The data:
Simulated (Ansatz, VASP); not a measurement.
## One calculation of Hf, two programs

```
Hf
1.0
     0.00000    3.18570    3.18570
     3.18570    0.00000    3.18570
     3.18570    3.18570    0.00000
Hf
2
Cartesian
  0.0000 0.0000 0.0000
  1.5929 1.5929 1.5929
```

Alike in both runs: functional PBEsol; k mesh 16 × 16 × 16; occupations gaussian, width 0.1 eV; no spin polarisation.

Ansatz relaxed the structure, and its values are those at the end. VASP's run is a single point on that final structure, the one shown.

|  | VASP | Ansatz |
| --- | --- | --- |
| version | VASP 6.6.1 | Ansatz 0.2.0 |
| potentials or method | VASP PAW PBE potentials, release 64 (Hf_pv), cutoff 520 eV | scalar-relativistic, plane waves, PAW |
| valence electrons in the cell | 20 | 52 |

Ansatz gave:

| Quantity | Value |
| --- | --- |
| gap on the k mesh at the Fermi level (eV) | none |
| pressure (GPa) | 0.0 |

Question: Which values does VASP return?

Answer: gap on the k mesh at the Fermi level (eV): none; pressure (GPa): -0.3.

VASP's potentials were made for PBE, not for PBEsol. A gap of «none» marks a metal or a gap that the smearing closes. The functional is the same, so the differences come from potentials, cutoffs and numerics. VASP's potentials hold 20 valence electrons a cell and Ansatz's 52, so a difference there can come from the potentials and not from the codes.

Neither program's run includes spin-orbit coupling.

Brief: What is needed is an exact copy of the lines above, from the one containing "## One calculation of Hf, two programs" through the one containing "waves, PAW |", with nothing added.

Exercise solution:
## One calculation of Hf, two programs

```
Hf
1.0
     0.00000    3.18570    3.18570
     3.18570    0.00000    3.18570
     3.18570    3.18570    0.00000
Hf
2
Cartesian
  0.0000 0.0000 0.0000
  1.5929 1.5929 1.5929
```

Alike in both runs: functional PBEsol; k mesh 16 × 16 × 16; occupations gaussian, width 0.1 eV; no spin polarisation.

Ansatz relaxed the structure, and its values are those at the end. VASP's run is a single point on that final structure, the one shown.

|  | VASP | Ansatz |
| --- | --- | --- |
| version | VASP 6.6.1 | Ansatz 0.2.0 |
| potentials or method | VASP PAW PBE potentials, release 64 (Hf_pv), cutoff 520 eV | scalar-relativistic, plane waves, PAW |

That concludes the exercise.